_Work task_:
Only the lines from the first line of the material below to the line containing "With one functional, cell", inclusive, should be copied, each exactly as written.

● ● ● ● ●
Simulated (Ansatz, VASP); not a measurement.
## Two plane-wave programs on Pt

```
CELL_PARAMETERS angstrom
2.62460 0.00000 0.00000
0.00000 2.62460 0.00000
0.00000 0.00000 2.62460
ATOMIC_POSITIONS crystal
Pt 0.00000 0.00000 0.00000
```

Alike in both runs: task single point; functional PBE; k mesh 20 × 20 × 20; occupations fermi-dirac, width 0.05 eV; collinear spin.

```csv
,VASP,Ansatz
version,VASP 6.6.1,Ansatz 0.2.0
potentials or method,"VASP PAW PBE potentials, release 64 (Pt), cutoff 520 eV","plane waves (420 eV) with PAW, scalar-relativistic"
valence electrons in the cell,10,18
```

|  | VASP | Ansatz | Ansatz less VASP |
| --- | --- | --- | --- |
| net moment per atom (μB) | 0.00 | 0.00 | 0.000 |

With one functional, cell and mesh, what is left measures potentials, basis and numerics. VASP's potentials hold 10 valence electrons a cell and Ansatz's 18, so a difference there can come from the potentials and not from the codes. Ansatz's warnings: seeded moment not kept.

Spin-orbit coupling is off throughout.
● ● ● ● ●

_Written reply_:
Simulated (Ansatz, VASP); not a measurement.
## Two plane-wave programs on Pt

```
CELL_PARAMETERS angstrom
2.62460 0.00000 0.00000
0.00000 2.62460 0.00000
0.00000 0.00000 2.62460
ATOMIC_POSITIONS crystal
Pt 0.00000 0.00000 0.00000
```

Alike in both runs: task single point; functional PBE; k mesh 20 × 20 × 20; occupations fermi-dirac, width 0.05 eV; collinear spin.

```csv
,VASP,Ansatz
version,VASP 6.6.1,Ansatz 0.2.0
potentials or method,"VASP PAW PBE potentials, release 64 (Pt), cutoff 520 eV","plane waves (420 eV) with PAW, scalar-relativistic"
valence electrons in the cell,10,18
```

|  | VASP | Ansatz | Ansatz less VASP |
| --- | --- | --- | --- |
| net moment per atom (μB) | 0.00 | 0.00 | 0.000 |

With one functional, cell and mesh, what is left measures potentials, basis and numerics. VASP's potentials hold 10 valence electrons a cell and Ansatz's 18, so a difference there can come from the potentials and not from the codes. Ansatz's warnings: seeded moment not kept.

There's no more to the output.